--- START ---

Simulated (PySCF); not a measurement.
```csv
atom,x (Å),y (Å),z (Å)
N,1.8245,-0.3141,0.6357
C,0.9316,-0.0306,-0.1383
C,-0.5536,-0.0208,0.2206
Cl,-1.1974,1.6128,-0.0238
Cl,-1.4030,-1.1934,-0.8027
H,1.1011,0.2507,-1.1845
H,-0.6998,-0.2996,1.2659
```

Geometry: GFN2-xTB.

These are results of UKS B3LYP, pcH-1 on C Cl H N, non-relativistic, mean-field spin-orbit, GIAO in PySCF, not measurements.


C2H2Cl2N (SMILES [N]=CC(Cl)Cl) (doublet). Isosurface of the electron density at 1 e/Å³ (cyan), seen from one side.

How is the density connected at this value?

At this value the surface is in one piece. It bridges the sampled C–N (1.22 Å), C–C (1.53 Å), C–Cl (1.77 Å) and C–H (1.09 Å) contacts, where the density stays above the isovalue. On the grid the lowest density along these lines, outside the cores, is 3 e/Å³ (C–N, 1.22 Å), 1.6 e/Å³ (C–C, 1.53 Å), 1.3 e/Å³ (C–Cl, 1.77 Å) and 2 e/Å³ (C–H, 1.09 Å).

--- END ---

# EXERCISE
Copy back the listing above exactly, but only from the line with "Geometry: GFN2-xTB." through the line with "How is the density connected at this value?", both ends included.

# PROBLEM SOLUTION
Geometry: GFN2-xTB.

These are results of UKS B3LYP, pcH-1 on C Cl H N, non-relativistic, mean-field spin-orbit, GIAO in PySCF, not measurements.


C2H2Cl2N (SMILES [N]=CC(Cl)Cl) (doublet). Isosurface of the electron density at 1 e/Å³ (cyan), seen from one side.

How is the density connected at this value?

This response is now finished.